■ **Brief**: Out of the material that follows, write out exactly the lines from the line with "Question: Someone takes" to the line with "Means are taken", both ends included, and no others.

■ **Supplied entries**:
|---|
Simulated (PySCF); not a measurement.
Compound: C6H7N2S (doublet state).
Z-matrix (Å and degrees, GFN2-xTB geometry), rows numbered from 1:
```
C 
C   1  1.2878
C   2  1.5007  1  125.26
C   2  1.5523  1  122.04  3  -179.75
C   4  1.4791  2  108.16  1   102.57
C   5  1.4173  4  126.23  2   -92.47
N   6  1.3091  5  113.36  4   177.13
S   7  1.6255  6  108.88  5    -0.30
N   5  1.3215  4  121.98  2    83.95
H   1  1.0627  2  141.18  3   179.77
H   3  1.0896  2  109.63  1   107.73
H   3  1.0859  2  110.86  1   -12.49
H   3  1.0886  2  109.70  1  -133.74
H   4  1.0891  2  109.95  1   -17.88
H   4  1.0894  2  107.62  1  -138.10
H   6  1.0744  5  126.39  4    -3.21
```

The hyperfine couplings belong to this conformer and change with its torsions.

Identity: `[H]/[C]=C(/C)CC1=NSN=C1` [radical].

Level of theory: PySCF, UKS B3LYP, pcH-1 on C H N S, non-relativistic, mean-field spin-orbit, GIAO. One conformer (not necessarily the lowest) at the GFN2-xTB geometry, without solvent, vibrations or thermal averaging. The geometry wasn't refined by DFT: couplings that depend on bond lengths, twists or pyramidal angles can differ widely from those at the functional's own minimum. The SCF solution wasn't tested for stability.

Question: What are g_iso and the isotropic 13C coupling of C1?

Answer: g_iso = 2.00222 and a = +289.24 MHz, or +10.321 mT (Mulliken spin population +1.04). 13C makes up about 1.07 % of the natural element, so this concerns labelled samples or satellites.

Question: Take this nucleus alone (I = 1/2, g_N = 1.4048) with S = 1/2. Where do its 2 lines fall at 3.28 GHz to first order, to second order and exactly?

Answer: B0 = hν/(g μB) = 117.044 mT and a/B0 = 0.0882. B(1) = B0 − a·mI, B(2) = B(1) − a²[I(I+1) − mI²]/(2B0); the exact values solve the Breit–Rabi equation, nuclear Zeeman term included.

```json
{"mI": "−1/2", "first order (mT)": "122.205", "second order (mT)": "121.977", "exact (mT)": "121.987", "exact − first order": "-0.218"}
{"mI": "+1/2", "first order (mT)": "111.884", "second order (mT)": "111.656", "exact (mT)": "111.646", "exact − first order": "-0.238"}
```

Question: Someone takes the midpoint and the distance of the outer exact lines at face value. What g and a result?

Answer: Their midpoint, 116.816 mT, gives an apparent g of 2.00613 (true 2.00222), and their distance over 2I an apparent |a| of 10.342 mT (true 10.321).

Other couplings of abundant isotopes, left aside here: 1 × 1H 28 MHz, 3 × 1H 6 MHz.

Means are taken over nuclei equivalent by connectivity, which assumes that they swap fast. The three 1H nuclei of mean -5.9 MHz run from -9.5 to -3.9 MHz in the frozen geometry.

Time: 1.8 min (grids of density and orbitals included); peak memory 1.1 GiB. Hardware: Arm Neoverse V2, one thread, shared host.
|---|

■ **Task answer**:
Question: Someone takes the midpoint and the distance of the outer exact lines at face value. What g and a result?

Answer: Their midpoint, 116.816 mT, gives an apparent g of 2.00613 (true 2.00222), and their distance over 2I an apparent |a| of 10.342 mT (true 10.321).

Other couplings of abundant isotopes, left aside here: 1 × 1H 28 MHz, 3 × 1H 6 MHz.

Means are taken over nuclei equivalent by connectivity, which assumes that they swap fast. The three 1H nuclei of mean -5.9 MHz run from -9.5 to -3.9 MHz in the frozen geometry.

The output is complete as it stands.